__ACTIVITY__: Retype the full set of data, character for character.

★ ★ ★
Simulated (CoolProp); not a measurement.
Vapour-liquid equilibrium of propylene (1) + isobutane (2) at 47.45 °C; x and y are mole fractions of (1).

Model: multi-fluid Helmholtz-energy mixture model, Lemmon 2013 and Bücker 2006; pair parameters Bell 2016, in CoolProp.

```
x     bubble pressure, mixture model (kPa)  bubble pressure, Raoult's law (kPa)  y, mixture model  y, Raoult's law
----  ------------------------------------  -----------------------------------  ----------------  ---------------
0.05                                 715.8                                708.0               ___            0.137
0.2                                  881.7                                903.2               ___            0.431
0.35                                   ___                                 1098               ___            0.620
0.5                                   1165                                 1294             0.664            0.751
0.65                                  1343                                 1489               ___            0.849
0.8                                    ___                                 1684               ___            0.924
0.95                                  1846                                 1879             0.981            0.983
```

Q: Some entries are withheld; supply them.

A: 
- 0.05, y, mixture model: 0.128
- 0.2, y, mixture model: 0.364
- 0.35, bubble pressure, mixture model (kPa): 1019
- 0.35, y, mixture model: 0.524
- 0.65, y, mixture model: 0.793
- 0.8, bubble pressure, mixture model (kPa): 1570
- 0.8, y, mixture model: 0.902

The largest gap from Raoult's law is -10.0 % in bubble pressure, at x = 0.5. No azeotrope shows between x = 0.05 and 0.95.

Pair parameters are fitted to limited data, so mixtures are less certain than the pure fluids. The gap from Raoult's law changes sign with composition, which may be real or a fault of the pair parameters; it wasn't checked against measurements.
★ ★ ★

__REPLY__:
Simulated (CoolProp); not a measurement.
Vapour-liquid equilibrium of propylene (1) + isobutane (2) at 47.45 °C; x and y are mole fractions of (1).

Model: multi-fluid Helmholtz-energy mixture model, Lemmon 2013 and Bücker 2006; pair parameters Bell 2016, in CoolProp.

```
x     bubble pressure, mixture model (kPa)  bubble pressure, Raoult's law (kPa)  y, mixture model  y, Raoult's law
----  ------------------------------------  -----------------------------------  ----------------  ---------------
0.05                                 715.8                                708.0               ___            0.137
0.2                                  881.7                                903.2               ___            0.431
0.35                                   ___                                 1098               ___            0.620
0.5                                   1165                                 1294             0.664            0.751
0.65                                  1343                                 1489               ___            0.849
0.8                                    ___                                 1684               ___            0.924
0.95                                  1846                                 1879             0.981            0.983
```

Q: Some entries are withheld; supply them.

A: 
- 0.05, y, mixture model: 0.128
- 0.2, y, mixture model: 0.364
- 0.35, bubble pressure, mixture model (kPa): 1019
- 0.35, y, mixture model: 0.524
- 0.65, y, mixture model: 0.793
- 0.8, bubble pressure, mixture model (kPa): 1570
- 0.8, y, mixture model: 0.902

The largest gap from Raoult's law is -10.0 % in bubble pressure, at x = 0.5. No azeotrope shows between x = 0.05 and 0.95.

Pair parameters are fitted to limited data, so mixtures are less certain than the pure fluids. The gap from Raoult's law changes sign with composition, which may be real or a fault of the pair parameters; it wasn't checked against measurements.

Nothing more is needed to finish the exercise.